REQUIRED ACTION – Please quote exactly the opening lines of the data, from the first line to the one where "Problem. What are" appears.

DATA SUPPLIED –

[Start of Attachment]

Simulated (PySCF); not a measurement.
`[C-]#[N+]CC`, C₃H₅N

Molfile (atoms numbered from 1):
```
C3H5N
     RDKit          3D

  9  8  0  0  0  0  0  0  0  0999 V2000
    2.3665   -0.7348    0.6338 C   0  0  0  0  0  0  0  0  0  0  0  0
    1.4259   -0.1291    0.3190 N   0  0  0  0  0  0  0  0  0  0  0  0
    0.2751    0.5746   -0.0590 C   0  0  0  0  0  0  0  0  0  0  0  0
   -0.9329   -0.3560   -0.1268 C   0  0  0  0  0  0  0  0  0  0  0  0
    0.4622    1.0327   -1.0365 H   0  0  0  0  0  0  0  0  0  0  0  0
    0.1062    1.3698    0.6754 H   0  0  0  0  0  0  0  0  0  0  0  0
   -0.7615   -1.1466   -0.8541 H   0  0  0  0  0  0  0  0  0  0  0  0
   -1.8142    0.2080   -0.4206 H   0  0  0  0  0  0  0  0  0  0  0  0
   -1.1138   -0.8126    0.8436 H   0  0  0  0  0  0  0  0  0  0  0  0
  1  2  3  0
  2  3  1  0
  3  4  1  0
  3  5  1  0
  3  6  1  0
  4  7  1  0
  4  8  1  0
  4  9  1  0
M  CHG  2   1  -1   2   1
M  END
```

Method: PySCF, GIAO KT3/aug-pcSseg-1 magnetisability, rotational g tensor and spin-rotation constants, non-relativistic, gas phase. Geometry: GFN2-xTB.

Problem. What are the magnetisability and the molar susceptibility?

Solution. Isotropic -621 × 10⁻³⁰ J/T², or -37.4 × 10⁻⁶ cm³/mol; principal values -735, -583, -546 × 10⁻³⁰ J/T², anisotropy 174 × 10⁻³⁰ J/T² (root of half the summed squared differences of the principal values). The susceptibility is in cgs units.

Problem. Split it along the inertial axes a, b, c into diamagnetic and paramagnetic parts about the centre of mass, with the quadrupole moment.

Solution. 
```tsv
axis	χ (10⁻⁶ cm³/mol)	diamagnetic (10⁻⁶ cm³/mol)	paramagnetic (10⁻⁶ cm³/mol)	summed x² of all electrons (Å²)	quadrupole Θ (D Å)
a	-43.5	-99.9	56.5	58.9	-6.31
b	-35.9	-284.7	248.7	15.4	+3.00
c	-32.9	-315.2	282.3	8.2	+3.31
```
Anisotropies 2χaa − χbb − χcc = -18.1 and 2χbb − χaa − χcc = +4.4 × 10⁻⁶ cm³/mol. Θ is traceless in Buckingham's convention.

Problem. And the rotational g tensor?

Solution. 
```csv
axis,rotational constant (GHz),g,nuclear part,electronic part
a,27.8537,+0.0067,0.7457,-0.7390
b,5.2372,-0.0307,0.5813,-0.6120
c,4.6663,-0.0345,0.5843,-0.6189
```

[End of Attachment]

WRITTEN RESPONSE –
Simulated (PySCF); not a measurement.
`[C-]#[N+]CC`, C₃H₅N

Molfile (atoms numbered from 1):
```
C3H5N
     RDKit          3D

  9  8  0  0  0  0  0  0  0  0999 V2000
    2.3665   -0.7348    0.6338 C   0  0  0  0  0  0  0  0  0  0  0  0
    1.4259   -0.1291    0.3190 N   0  0  0  0  0  0  0  0  0  0  0  0
    0.2751    0.5746   -0.0590 C   0  0  0  0  0  0  0  0  0  0  0  0
   -0.9329   -0.3560   -0.1268 C   0  0  0  0  0  0  0  0  0  0  0  0
    0.4622    1.0327   -1.0365 H   0  0  0  0  0  0  0  0  0  0  0  0
    0.1062    1.3698    0.6754 H   0  0  0  0  0  0  0  0  0  0  0  0
   -0.7615   -1.1466   -0.8541 H   0  0  0  0  0  0  0  0  0  0  0  0
   -1.8142    0.2080   -0.4206 H   0  0  0  0  0  0  0  0  0  0  0  0
   -1.1138   -0.8126    0.8436 H   0  0  0  0  0  0  0  0  0  0  0  0
  1  2  3  0
  2  3  1  0
  3  4  1  0
  3  5  1  0
  3  6  1  0
  4  7  1  0
  4  8  1  0
  4  9  1  0
M  CHG  2   1  -1   2   1
M  END
```

Method: PySCF, GIAO KT3/aug-pcSseg-1 magnetisability, rotational g tensor and spin-rotation constants, non-relativistic, gas phase. Geometry: GFN2-xTB.

Problem. What are the magnetisability and the molar susceptibility?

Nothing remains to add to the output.